▼

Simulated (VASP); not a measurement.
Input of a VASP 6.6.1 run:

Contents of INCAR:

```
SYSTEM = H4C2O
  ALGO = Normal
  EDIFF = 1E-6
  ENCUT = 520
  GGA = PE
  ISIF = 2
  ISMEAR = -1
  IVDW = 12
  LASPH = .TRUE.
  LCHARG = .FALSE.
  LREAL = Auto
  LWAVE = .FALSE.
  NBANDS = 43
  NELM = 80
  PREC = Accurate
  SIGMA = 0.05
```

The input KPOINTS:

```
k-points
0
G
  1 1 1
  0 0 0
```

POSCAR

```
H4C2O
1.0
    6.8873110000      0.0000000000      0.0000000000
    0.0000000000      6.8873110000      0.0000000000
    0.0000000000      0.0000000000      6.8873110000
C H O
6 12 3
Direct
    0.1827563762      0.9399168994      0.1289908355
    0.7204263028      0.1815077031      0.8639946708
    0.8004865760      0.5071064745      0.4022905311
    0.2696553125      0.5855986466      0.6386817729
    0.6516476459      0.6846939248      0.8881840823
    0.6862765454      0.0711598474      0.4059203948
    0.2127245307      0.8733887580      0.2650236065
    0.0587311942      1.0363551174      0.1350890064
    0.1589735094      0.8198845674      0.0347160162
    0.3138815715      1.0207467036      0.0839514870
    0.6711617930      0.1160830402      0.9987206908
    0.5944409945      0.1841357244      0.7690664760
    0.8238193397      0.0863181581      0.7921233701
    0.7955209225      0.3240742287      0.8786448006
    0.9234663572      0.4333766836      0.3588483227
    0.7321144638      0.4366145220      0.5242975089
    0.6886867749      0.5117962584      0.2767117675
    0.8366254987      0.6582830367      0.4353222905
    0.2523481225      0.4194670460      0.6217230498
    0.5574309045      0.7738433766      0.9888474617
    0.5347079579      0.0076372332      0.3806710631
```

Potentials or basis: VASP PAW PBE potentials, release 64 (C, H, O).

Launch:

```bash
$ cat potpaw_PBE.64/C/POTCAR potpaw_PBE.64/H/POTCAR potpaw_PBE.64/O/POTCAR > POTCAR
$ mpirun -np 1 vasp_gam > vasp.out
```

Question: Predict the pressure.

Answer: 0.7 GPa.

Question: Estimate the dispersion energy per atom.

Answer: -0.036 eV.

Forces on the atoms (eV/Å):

▲

> [Brief]
Extract the lines of the preceding material that run from the line with "Question: Predict the pressure." through the line with "Answer: -0.036 eV.", inclusive, reproducing them exactly and adding nothing.

> [Exercise output]
Question: Predict the pressure.

Answer: 0.7 GPa.

Question: Estimate the dispersion energy per atom.

Answer: -0.036 eV.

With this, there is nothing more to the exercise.